■ **REQUIRED ACTION**: Everything from the first line of the material below through the line containing "- 11, oxide from 0.61 to 3 g/kgw: 1.7" must be retyped exactly, and nothing past it.

■ **DATA**:
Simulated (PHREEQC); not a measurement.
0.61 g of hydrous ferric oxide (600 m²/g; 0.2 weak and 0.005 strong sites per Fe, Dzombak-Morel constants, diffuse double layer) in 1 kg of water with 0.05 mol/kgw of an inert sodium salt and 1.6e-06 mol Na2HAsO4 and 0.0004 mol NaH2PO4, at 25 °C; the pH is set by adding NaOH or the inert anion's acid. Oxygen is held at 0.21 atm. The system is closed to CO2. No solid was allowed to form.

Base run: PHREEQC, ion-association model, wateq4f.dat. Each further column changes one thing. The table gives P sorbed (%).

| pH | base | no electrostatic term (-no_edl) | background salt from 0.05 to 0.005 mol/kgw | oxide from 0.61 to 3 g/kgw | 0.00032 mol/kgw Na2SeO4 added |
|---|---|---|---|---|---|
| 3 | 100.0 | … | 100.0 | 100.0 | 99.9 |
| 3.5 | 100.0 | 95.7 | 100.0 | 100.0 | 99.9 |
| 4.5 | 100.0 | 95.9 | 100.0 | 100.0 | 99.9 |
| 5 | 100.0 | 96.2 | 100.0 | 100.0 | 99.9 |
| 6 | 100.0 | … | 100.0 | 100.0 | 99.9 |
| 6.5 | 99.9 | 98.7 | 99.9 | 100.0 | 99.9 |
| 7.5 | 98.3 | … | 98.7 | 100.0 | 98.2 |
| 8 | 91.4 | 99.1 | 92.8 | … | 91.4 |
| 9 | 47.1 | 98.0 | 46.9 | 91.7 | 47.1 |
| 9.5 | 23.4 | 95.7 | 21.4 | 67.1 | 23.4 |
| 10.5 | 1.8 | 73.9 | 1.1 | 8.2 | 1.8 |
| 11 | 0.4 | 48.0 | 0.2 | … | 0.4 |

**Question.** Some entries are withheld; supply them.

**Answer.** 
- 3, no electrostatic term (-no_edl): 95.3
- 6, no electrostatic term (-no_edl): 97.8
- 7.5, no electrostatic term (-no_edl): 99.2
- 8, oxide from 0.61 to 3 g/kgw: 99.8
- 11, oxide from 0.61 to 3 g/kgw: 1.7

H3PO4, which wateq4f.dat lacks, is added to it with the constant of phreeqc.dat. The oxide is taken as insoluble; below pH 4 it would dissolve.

■ **WRITTEN ANSWER**:
Simulated (PHREEQC); not a measurement.
0.61 g of hydrous ferric oxide (600 m²/g; 0.2 weak and 0.005 strong sites per Fe, Dzombak-Morel constants, diffuse double layer) in 1 kg of water with 0.05 mol/kgw of an inert sodium salt and 1.6e-06 mol Na2HAsO4 and 0.0004 mol NaH2PO4, at 25 °C; the pH is set by adding NaOH or the inert anion's acid. Oxygen is held at 0.21 atm. The system is closed to CO2. No solid was allowed to form.

Base run: PHREEQC, ion-association model, wateq4f.dat. Each further column changes one thing. The table gives P sorbed (%).

| pH | base | no electrostatic term (-no_edl) | background salt from 0.05 to 0.005 mol/kgw | oxide from 0.61 to 3 g/kgw | 0.00032 mol/kgw Na2SeO4 added |
|---|---|---|---|---|---|
| 3 | 100.0 | … | 100.0 | 100.0 | 99.9 |
| 3.5 | 100.0 | 95.7 | 100.0 | 100.0 | 99.9 |
| 4.5 | 100.0 | 95.9 | 100.0 | 100.0 | 99.9 |
| 5 | 100.0 | 96.2 | 100.0 | 100.0 | 99.9 |
| 6 | 100.0 | … | 100.0 | 100.0 | 99.9 |
| 6.5 | 99.9 | 98.7 | 99.9 | 100.0 | 99.9 |
| 7.5 | 98.3 | … | 98.7 | 100.0 | 98.2 |
| 8 | 91.4 | 99.1 | 92.8 | … | 91.4 |
| 9 | 47.1 | 98.0 | 46.9 | 91.7 | 47.1 |
| 9.5 | 23.4 | 95.7 | 21.4 | 67.1 | 23.4 |
| 10.5 | 1.8 | 73.9 | 1.1 | 8.2 | 1.8 |
| 11 | 0.4 | 48.0 | 0.2 | … | 0.4 |

**Question.** Some entries are withheld; supply them.

**Answer.** 
- 3, no electrostatic term (-no_edl): 95.3
- 6, no electrostatic term (-no_edl): 97.8
- 7.5, no electrostatic term (-no_edl): 99.2
- 8, oxide from 0.61 to 3 g/kgw: 99.8
- 11, oxide from 0.61 to 3 g/kgw: 1.7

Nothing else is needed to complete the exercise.